What appears from the first line of the data below through the line containing "Task: How long", both included, should be copied exactly, and nothing else.

Extracted information section start

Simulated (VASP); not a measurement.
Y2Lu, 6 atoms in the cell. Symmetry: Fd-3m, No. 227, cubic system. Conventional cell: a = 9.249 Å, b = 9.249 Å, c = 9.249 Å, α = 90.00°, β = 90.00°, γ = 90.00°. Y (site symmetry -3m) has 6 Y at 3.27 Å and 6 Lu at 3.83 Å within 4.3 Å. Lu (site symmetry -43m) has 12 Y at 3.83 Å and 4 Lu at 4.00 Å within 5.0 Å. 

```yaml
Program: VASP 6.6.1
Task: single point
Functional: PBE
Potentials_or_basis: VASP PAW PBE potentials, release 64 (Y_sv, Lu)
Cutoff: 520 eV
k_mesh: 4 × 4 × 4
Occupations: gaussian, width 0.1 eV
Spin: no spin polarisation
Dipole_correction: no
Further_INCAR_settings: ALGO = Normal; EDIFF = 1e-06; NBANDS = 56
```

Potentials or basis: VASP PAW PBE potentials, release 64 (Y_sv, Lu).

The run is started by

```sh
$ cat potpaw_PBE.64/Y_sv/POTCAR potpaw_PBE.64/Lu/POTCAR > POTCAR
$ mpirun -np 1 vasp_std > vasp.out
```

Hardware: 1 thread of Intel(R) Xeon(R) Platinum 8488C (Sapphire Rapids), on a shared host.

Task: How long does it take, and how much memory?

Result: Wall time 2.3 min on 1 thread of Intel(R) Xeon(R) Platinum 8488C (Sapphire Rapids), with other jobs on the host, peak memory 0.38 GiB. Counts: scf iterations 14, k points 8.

Extracted information section end

● Answer box:
Simulated (VASP); not a measurement.
Y2Lu, 6 atoms in the cell. Symmetry: Fd-3m, No. 227, cubic system. Conventional cell: a = 9.249 Å, b = 9.249 Å, c = 9.249 Å, α = 90.00°, β = 90.00°, γ = 90.00°. Y (site symmetry -3m) has 6 Y at 3.27 Å and 6 Lu at 3.83 Å within 4.3 Å. Lu (site symmetry -43m) has 12 Y at 3.83 Å and 4 Lu at 4.00 Å within 5.0 Å. 

```yaml
Program: VASP 6.6.1
Task: single point
Functional: PBE
Potentials_or_basis: VASP PAW PBE potentials, release 64 (Y_sv, Lu)
Cutoff: 520 eV
k_mesh: 4 × 4 × 4
Occupations: gaussian, width 0.1 eV
Spin: no spin polarisation
Dipole_correction: no
Further_INCAR_settings: ALGO = Normal; EDIFF = 1e-06; NBANDS = 56
```

Potentials or basis: VASP PAW PBE potentials, release 64 (Y_sv, Lu).

The run is started by

```sh
$ cat potpaw_PBE.64/Y_sv/POTCAR potpaw_PBE.64/Lu/POTCAR > POTCAR
$ mpirun -np 1 vasp_std > vasp.out
```

Hardware: 1 thread of Intel(R) Xeon(R) Platinum 8488C (Sapphire Rapids), on a shared host.

Task: How long does it take, and how much memory?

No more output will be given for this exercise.